═══ Source information
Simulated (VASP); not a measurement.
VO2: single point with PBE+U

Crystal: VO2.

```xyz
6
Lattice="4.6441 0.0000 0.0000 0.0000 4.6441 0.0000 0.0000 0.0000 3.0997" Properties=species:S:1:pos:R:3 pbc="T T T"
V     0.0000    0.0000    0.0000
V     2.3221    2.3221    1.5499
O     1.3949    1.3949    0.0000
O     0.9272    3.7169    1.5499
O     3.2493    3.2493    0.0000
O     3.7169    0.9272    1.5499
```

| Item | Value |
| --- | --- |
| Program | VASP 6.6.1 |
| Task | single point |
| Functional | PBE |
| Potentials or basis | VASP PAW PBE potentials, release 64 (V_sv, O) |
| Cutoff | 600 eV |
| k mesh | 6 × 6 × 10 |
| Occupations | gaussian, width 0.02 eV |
══════

■ Work order ■
Exact repetition of every record is required.

■ Your response ■
Simulated (VASP); not a measurement.
VO2: single point with PBE+U

Crystal: VO2.

```xyz
6
Lattice="4.6441 0.0000 0.0000 0.0000 4.6441 0.0000 0.0000 0.0000 3.0997" Properties=species:S:1:pos:R:3 pbc="T T T"
V     0.0000    0.0000    0.0000
V     2.3221    2.3221    1.5499
O     1.3949    1.3949    0.0000
O     0.9272    3.7169    1.5499
O     3.2493    3.2493    0.0000
O     3.7169    0.9272    1.5499
```

| Item | Value |
| --- | --- |
| Program | VASP 6.6.1 |
| Task | single point |
| Functional | PBE |
| Potentials or basis | VASP PAW PBE potentials, release 64 (V_sv, O) |
| Cutoff | 600 eV |
| k mesh | 6 × 6 × 10 |
| Occupations | gaussian, width 0.02 eV |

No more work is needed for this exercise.